> _Work order_:
Word for word, restate the entries below from their first line through the line that contains "Answer: (a) 0.41;".

═════ Information supplied ═════

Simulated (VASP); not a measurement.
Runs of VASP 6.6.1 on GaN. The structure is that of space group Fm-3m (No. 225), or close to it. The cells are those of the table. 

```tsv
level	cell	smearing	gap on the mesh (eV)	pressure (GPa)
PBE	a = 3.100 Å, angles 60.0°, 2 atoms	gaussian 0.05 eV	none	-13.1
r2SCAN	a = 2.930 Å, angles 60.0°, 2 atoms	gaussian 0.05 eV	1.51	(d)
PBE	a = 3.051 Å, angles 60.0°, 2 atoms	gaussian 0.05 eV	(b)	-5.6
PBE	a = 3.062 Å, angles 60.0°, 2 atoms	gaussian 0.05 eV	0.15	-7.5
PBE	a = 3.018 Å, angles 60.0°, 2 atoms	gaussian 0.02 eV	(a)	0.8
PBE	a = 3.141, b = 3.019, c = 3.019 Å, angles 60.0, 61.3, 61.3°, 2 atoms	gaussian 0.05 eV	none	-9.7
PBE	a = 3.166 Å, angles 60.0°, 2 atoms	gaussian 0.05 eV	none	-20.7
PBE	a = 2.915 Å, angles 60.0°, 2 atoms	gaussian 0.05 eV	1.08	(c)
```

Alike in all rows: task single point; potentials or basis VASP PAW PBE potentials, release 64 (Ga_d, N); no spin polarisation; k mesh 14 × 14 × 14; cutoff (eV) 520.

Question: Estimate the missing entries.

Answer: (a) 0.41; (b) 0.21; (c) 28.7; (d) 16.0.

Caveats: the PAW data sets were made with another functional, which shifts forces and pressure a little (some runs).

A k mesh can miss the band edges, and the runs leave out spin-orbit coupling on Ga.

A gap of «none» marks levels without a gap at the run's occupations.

═════

> _Task response_:
Simulated (VASP); not a measurement.
Runs of VASP 6.6.1 on GaN. The structure is that of space group Fm-3m (No. 225), or close to it. The cells are those of the table. 

```tsv
level	cell	smearing	gap on the mesh (eV)	pressure (GPa)
PBE	a = 3.100 Å, angles 60.0°, 2 atoms	gaussian 0.05 eV	none	-13.1
r2SCAN	a = 2.930 Å, angles 60.0°, 2 atoms	gaussian 0.05 eV	1.51	(d)
PBE	a = 3.051 Å, angles 60.0°, 2 atoms	gaussian 0.05 eV	(b)	-5.6
PBE	a = 3.062 Å, angles 60.0°, 2 atoms	gaussian 0.05 eV	0.15	-7.5
PBE	a = 3.018 Å, angles 60.0°, 2 atoms	gaussian 0.02 eV	(a)	0.8
PBE	a = 3.141, b = 3.019, c = 3.019 Å, angles 60.0, 61.3, 61.3°, 2 atoms	gaussian 0.05 eV	none	-9.7
PBE	a = 3.166 Å, angles 60.0°, 2 atoms	gaussian 0.05 eV	none	-20.7
PBE	a = 2.915 Å, angles 60.0°, 2 atoms	gaussian 0.05 eV	1.08	(c)
```

Alike in all rows: task single point; potentials or basis VASP PAW PBE potentials, release 64 (Ga_d, N); no spin polarisation; k mesh 14 × 14 × 14; cutoff (eV) 520.

Question: Estimate the missing entries.

Answer: (a) 0.41; (b) 0.21; (c) 28.7; (d) 16.0.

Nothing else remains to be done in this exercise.